# [Assignment]
Print the full listing exactly.

# [Given data]
——————————
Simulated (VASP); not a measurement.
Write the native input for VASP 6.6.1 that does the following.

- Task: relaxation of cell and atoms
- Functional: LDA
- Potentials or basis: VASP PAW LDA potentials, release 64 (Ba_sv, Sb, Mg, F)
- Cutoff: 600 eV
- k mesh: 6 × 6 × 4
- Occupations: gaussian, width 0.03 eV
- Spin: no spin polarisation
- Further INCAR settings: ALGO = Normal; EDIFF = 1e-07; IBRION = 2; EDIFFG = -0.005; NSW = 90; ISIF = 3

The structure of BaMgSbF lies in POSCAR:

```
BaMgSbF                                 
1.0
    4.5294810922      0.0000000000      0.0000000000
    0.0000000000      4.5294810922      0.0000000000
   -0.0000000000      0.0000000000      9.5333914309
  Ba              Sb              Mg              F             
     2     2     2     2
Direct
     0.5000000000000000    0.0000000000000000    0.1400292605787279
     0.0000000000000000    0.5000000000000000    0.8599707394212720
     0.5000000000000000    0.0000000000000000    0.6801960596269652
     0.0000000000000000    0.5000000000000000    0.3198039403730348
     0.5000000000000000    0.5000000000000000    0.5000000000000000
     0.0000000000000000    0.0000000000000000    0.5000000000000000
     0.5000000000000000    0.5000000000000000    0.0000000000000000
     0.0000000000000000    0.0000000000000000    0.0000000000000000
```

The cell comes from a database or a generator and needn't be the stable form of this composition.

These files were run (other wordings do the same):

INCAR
——————————

# [Written solution]
Simulated (VASP); not a measurement.
Write the native input for VASP 6.6.1 that does the following.

- Task: relaxation of cell and atoms
- Functional: LDA
- Potentials or basis: VASP PAW LDA potentials, release 64 (Ba_sv, Sb, Mg, F)
- Cutoff: 600 eV
- k mesh: 6 × 6 × 4
- Occupations: gaussian, width 0.03 eV
- Spin: no spin polarisation
- Further INCAR settings: ALGO = Normal; EDIFF = 1e-07; IBRION = 2; EDIFFG = -0.005; NSW = 90; ISIF = 3

The structure of BaMgSbF lies in POSCAR:

```
BaMgSbF                                 
1.0
    4.5294810922      0.0000000000      0.0000000000
    0.0000000000      4.5294810922      0.0000000000
   -0.0000000000      0.0000000000      9.5333914309
  Ba              Sb              Mg              F             
     2     2     2     2
Direct
     0.5000000000000000    0.0000000000000000    0.1400292605787279
     0.0000000000000000    0.5000000000000000    0.8599707394212720
     0.5000000000000000    0.0000000000000000    0.6801960596269652
     0.0000000000000000    0.5000000000000000    0.3198039403730348
     0.5000000000000000    0.5000000000000000    0.5000000000000000
     0.0000000000000000    0.0000000000000000    0.5000000000000000
     0.5000000000000000    0.5000000000000000    0.0000000000000000
     0.0000000000000000    0.0000000000000000    0.0000000000000000
```

The cell comes from a database or a generator and needn't be the stable form of this composition.

These files were run (other wordings do the same):

INCAR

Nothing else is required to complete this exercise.